- - -

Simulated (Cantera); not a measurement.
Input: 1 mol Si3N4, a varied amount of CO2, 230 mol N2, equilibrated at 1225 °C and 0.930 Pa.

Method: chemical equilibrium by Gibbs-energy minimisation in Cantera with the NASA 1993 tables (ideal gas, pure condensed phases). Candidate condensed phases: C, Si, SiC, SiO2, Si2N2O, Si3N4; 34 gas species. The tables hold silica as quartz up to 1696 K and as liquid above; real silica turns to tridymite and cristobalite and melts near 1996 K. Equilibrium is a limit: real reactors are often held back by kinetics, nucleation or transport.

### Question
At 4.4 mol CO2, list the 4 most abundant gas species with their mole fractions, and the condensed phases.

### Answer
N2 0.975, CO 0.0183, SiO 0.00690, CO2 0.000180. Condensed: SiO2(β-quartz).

- - -

=== Work item ===
Please reproduce, exactly as written, the lines of the records from the first line through the one containing "### Question".

=== Problem solution ===
Simulated (Cantera); not a measurement.
Input: 1 mol Si3N4, a varied amount of CO2, 230 mol N2, equilibrated at 1225 °C and 0.930 Pa.

Method: chemical equilibrium by Gibbs-energy minimisation in Cantera with the NASA 1993 tables (ideal gas, pure condensed phases). Candidate condensed phases: C, Si, SiC, SiO2, Si2N2O, Si3N4; 34 gas species. The tables hold silica as quartz up to 1696 K and as liquid above; real silica turns to tridymite and cristobalite and melts near 1996 K. Equilibrium is a limit: real reactors are often held back by kinetics, nucleation or transport.

### Question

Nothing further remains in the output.